▸ **RECORDS SHOWN**
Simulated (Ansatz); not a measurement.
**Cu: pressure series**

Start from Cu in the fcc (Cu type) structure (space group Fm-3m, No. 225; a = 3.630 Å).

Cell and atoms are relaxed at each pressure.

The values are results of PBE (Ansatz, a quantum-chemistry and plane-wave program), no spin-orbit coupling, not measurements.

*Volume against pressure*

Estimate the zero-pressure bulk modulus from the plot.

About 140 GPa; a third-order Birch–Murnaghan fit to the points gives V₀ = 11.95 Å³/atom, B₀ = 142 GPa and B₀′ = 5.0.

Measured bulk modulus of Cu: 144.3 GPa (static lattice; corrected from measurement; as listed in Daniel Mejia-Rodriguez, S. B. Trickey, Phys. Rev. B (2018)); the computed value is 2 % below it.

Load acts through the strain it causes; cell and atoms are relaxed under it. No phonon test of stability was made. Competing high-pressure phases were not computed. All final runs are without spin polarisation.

▸ **ACTIVITY**
Your response should be the lines above from the first to the one containing "Measured bulk modulus", inclusive, each given exactly.

▸ **ANSWER AREA**
Simulated (Ansatz); not a measurement.
**Cu: pressure series**

Start from Cu in the fcc (Cu type) structure (space group Fm-3m, No. 225; a = 3.630 Å).

Cell and atoms are relaxed at each pressure.

The values are results of PBE (Ansatz, a quantum-chemistry and plane-wave program), no spin-orbit coupling, not measurements.

*Volume against pressure*

Estimate the zero-pressure bulk modulus from the plot.

About 140 GPa; a third-order Birch–Murnaghan fit to the points gives V₀ = 11.95 Å³/atom, B₀ = 142 GPa and B₀′ = 5.0.

Measured bulk modulus of Cu: 144.3 GPa (static lattice; corrected from measurement; as listed in Daniel Mejia-Rodriguez, S. B. Trickey, Phys. Rev. B (2018)); the computed value is 2 % below it.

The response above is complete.